- _Work instruction_
Retype every record exactly as it appears.

- _Data to examine_
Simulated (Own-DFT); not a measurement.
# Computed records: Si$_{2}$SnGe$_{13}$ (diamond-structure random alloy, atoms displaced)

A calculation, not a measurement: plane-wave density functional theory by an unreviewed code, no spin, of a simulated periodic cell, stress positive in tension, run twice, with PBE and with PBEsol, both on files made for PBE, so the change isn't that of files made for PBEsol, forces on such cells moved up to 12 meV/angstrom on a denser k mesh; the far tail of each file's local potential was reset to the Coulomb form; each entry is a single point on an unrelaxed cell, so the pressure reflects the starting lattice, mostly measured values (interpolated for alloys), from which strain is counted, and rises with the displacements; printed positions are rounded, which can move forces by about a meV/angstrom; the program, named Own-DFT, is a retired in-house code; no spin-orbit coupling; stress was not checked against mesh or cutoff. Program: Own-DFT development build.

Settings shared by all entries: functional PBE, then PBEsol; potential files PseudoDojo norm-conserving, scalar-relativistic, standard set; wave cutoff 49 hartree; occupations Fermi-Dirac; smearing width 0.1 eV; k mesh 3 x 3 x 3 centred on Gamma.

- _Reply_
Simulated (Own-DFT); not a measurement.
# Computed records: Si$_{2}$SnGe$_{13}$ (diamond-structure random alloy, atoms displaced)

A calculation, not a measurement: plane-wave density functional theory by an unreviewed code, no spin, of a simulated periodic cell, stress positive in tension, run twice, with PBE and with PBEsol, both on files made for PBE, so the change isn't that of files made for PBEsol, forces on such cells moved up to 12 meV/angstrom on a denser k mesh; the far tail of each file's local potential was reset to the Coulomb form; each entry is a single point on an unrelaxed cell, so the pressure reflects the starting lattice, mostly measured values (interpolated for alloys), from which strain is counted, and rises with the displacements; printed positions are rounded, which can move forces by about a meV/angstrom; the program, named Own-DFT, is a retired in-house code; no spin-orbit coupling; stress was not checked against mesh or cutoff. Program: Own-DFT development build.

Settings shared by all entries: functional PBE, then PBEsol; potential files PseudoDojo norm-conserving, scalar-relativistic, standard set; wave cutoff 49 hartree; occupations Fermi-Dirac; smearing width 0.1 eV; k mesh 3 x 3 x 3 centred on Gamma.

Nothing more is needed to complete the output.